**Activity**
Below is some data. Retype exactly the lines starting at the one with "The recommended PBE" and ending at the one with "Task: Find the fault in these files.".

**Dataset entries**
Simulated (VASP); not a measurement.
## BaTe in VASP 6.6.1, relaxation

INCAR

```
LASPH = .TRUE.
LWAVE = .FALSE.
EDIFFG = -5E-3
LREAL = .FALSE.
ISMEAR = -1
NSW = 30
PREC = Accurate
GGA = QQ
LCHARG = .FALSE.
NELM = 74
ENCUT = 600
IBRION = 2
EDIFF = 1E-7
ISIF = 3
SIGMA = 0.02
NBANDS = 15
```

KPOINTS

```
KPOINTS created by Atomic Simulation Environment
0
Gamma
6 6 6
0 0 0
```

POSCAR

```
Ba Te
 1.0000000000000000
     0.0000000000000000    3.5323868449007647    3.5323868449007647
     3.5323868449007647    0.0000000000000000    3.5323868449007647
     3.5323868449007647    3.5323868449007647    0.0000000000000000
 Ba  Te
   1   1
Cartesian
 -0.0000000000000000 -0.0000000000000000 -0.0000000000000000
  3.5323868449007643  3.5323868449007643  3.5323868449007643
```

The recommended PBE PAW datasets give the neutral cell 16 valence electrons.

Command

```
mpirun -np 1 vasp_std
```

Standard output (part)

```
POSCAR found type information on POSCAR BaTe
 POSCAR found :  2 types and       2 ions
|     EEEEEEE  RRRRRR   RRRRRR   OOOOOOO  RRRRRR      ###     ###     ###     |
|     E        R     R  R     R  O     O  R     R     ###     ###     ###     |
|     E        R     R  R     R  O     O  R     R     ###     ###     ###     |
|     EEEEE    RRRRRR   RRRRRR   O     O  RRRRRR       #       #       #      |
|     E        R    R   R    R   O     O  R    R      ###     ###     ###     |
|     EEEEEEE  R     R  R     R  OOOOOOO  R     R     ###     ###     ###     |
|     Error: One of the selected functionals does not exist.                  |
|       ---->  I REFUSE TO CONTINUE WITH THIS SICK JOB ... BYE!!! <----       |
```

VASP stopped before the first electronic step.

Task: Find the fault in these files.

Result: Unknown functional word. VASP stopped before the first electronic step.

**Written reply**
The recommended PBE PAW datasets give the neutral cell 16 valence electrons.

Command

```
mpirun -np 1 vasp_std
```

Standard output (part)

```
POSCAR found type information on POSCAR BaTe
 POSCAR found :  2 types and       2 ions
|     EEEEEEE  RRRRRR   RRRRRR   OOOOOOO  RRRRRR      ###     ###     ###     |
|     E        R     R  R     R  O     O  R     R     ###     ###     ###     |
|     E        R     R  R     R  O     O  R     R     ###     ###     ###     |
|     EEEEE    RRRRRR   RRRRRR   O     O  RRRRRR       #       #       #      |
|     E        R    R   R    R   O     O  R    R      ###     ###     ###     |
|     EEEEEEE  R     R  R     R  OOOOOOO  R     R     ###     ###     ###     |
|     Error: One of the selected functionals does not exist.                  |
|       ---->  I REFUSE TO CONTINUE WITH THIS SICK JOB ... BYE!!! <----       |
```

VASP stopped before the first electronic step.

Task: Find the fault in these files.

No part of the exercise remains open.